EXTRACTED MATERIAL:
********

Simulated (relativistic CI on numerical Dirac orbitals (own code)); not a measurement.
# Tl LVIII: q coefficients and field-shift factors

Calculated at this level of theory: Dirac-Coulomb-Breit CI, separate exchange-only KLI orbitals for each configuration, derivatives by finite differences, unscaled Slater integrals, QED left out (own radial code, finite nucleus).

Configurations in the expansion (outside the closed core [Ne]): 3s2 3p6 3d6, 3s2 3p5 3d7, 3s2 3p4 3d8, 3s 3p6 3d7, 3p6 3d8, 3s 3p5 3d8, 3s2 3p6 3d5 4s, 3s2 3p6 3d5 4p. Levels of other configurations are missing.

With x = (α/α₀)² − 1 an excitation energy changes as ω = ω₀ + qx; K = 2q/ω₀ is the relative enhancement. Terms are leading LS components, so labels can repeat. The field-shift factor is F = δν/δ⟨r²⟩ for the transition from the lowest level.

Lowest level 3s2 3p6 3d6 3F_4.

********

WORK INSTRUCTION: In full and without error, transcribe each of the entries.

WRITTEN SOLUTION:
Simulated (relativistic CI on numerical Dirac orbitals (own code)); not a measurement.
# Tl LVIII: q coefficients and field-shift factors

Calculated at this level of theory: Dirac-Coulomb-Breit CI, separate exchange-only KLI orbitals for each configuration, derivatives by finite differences, unscaled Slater integrals, QED left out (own radial code, finite nucleus).

Configurations in the expansion (outside the closed core [Ne]): 3s2 3p6 3d6, 3s2 3p5 3d7, 3s2 3p4 3d8, 3s 3p6 3d7, 3p6 3d8, 3s 3p5 3d8, 3s2 3p6 3d5 4s, 3s2 3p6 3d5 4p. Levels of other configurations are missing.

With x = (α/α₀)² − 1 an excitation energy changes as ω = ω₀ + qx; K = 2q/ω₀ is the relative enhancement. Terms are leading LS components, so labels can repeat. The field-shift factor is F = δν/δ⟨r²⟩ for the transition from the lowest level.

Lowest level 3s2 3p6 3d6 3F_4.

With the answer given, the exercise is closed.